**Information shown:**
▬▬▬

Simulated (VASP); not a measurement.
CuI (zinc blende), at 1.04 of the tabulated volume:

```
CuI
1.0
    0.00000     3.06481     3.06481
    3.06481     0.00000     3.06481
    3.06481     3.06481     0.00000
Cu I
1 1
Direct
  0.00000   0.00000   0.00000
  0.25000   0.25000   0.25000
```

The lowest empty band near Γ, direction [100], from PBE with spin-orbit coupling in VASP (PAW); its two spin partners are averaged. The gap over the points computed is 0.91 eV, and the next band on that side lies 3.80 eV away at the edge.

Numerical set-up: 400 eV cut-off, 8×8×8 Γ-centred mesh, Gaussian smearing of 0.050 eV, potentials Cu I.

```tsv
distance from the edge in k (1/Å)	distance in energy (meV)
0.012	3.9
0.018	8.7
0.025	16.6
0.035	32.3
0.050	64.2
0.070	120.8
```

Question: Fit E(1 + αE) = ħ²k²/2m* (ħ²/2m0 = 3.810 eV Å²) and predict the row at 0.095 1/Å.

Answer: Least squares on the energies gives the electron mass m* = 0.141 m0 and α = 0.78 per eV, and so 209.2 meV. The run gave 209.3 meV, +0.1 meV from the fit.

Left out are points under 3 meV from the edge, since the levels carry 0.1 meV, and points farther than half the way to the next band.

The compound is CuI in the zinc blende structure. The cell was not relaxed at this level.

▬▬▬

**Work instruction:**
Please print, exactly and with nothing else, the lines from the first line of the entries through the line containing "Left out are".

**Worked solution:**
Simulated (VASP); not a measurement.
CuI (zinc blende), at 1.04 of the tabulated volume:

```
CuI
1.0
    0.00000     3.06481     3.06481
    3.06481     0.00000     3.06481
    3.06481     3.06481     0.00000
Cu I
1 1
Direct
  0.00000   0.00000   0.00000
  0.25000   0.25000   0.25000
```

The lowest empty band near Γ, direction [100], from PBE with spin-orbit coupling in VASP (PAW); its two spin partners are averaged. The gap over the points computed is 0.91 eV, and the next band on that side lies 3.80 eV away at the edge.

Numerical set-up: 400 eV cut-off, 8×8×8 Γ-centred mesh, Gaussian smearing of 0.050 eV, potentials Cu I.

```tsv
distance from the edge in k (1/Å)	distance in energy (meV)
0.012	3.9
0.018	8.7
0.025	16.6
0.035	32.3
0.050	64.2
0.070	120.8
```

Question: Fit E(1 + αE) = ħ²k²/2m* (ħ²/2m0 = 3.810 eV Å²) and predict the row at 0.095 1/Å.

Answer: Least squares on the energies gives the electron mass m* = 0.141 m0 and α = 0.78 per eV, and so 209.2 meV. The run gave 209.3 meV, +0.1 meV from the fit.

Left out are points under 3 meV from the edge, since the levels carry 0.1 meV, and points farther than half the way to the next band.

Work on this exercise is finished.